────
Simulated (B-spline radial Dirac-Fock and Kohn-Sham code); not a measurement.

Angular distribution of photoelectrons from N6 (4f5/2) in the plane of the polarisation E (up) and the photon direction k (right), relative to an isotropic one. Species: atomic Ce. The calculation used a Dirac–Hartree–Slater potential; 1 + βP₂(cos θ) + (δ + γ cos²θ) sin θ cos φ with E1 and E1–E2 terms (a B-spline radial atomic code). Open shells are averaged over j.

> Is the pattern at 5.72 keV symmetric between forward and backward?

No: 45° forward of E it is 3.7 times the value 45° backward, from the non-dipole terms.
────

* REQUIREMENT
Exactly as written, please reproduce the lines from the first line of the data to the line containing "forward and backward?", inclusive, and nothing else.

* RESPONSE BOX
Simulated (B-spline radial Dirac-Fock and Kohn-Sham code); not a measurement.

Angular distribution of photoelectrons from N6 (4f5/2) in the plane of the polarisation E (up) and the photon direction k (right), relative to an isotropic one. Species: atomic Ce. The calculation used a Dirac–Hartree–Slater potential; 1 + βP₂(cos θ) + (δ + γ cos²θ) sin θ cos φ with E1 and E1–E2 terms (a B-spline radial atomic code). Open shells are averaged over j.

> Is the pattern at 5.72 keV symmetric between forward and backward?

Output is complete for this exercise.